**ASSIGNED TASK**
Output every line below exactly.

**DATASET CONTENT**
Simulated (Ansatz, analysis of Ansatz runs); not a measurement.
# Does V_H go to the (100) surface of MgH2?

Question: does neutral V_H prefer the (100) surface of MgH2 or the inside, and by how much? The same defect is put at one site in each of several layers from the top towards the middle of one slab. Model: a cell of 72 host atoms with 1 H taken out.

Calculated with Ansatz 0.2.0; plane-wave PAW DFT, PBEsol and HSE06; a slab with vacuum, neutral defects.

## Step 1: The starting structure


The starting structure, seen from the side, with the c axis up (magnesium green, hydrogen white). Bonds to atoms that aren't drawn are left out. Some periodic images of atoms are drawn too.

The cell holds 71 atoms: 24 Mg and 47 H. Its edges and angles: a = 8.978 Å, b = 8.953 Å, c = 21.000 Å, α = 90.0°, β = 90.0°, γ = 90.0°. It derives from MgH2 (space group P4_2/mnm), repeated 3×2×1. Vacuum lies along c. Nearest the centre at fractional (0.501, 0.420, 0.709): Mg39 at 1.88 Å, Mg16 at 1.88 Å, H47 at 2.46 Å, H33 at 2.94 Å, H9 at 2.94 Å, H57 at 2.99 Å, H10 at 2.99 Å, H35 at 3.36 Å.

**WRITTEN RESPONSE**
Simulated (Ansatz, analysis of Ansatz runs); not a measurement.
# Does V_H go to the (100) surface of MgH2?

Question: does neutral V_H prefer the (100) surface of MgH2 or the inside, and by how much? The same defect is put at one site in each of several layers from the top towards the middle of one slab. Model: a cell of 72 host atoms with 1 H taken out.

Calculated with Ansatz 0.2.0; plane-wave PAW DFT, PBEsol and HSE06; a slab with vacuum, neutral defects.

## Step 1: The starting structure


The starting structure, seen from the side, with the c axis up (magnesium green, hydrogen white). Bonds to atoms that aren't drawn are left out. Some periodic images of atoms are drawn too.

The cell holds 71 atoms: 24 Mg and 47 H. Its edges and angles: a = 8.978 Å, b = 8.953 Å, c = 21.000 Å, α = 90.0°, β = 90.0°, γ = 90.0°. It derives from MgH2 (space group P4_2/mnm), repeated 3×2×1. Vacuum lies along c. Nearest the centre at fractional (0.501, 0.420, 0.709): Mg39 at 1.88 Å, Mg16 at 1.88 Å, H47 at 2.46 Å, H33 at 2.94 Å, H9 at 2.94 Å, H57 at 2.99 Å, H10 at 2.99 Å, H35 at 3.36 Å.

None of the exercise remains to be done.